* * * * *
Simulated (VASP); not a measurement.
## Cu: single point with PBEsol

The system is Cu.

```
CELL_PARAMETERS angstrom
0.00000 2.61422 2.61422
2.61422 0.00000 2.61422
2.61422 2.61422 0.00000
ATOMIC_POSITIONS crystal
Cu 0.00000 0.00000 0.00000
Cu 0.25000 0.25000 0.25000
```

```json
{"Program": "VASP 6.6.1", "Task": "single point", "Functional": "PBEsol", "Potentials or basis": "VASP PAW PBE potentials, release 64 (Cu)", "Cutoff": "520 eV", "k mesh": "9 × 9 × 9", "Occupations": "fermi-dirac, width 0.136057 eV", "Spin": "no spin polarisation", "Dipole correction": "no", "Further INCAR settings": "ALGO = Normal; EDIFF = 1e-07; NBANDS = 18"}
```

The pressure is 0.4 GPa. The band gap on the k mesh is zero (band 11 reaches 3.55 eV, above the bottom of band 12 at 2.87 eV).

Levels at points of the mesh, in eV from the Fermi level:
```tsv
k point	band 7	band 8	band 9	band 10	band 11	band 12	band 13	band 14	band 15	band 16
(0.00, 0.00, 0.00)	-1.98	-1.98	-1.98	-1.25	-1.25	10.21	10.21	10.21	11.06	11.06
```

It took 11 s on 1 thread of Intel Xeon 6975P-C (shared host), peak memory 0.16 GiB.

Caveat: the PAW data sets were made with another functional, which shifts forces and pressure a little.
* * * * *

**Requirement:**
Exact reproduction of every entry is needed.

**Answer section:**
Simulated (VASP); not a measurement.
## Cu: single point with PBEsol

The system is Cu.

```
CELL_PARAMETERS angstrom
0.00000 2.61422 2.61422
2.61422 0.00000 2.61422
2.61422 2.61422 0.00000
ATOMIC_POSITIONS crystal
Cu 0.00000 0.00000 0.00000
Cu 0.25000 0.25000 0.25000
```

```json
{"Program": "VASP 6.6.1", "Task": "single point", "Functional": "PBEsol", "Potentials or basis": "VASP PAW PBE potentials, release 64 (Cu)", "Cutoff": "520 eV", "k mesh": "9 × 9 × 9", "Occupations": "fermi-dirac, width 0.136057 eV", "Spin": "no spin polarisation", "Dipole correction": "no", "Further INCAR settings": "ALGO = Normal; EDIFF = 1e-07; NBANDS = 18"}
```

The pressure is 0.4 GPa. The band gap on the k mesh is zero (band 11 reaches 3.55 eV, above the bottom of band 12 at 2.87 eV).

Levels at points of the mesh, in eV from the Fermi level:
```tsv
k point	band 7	band 8	band 9	band 10	band 11	band 12	band 13	band 14	band 15	band 16
(0.00, 0.00, 0.00)	-1.98	-1.98	-1.98	-1.25	-1.25	10.21	10.21	10.21	11.06	11.06
```

It took 11 s on 1 thread of Intel Xeon 6975P-C (shared host), peak memory 0.16 GiB.

Caveat: the PAW data sets were made with another functional, which shifts forces and pressure a little.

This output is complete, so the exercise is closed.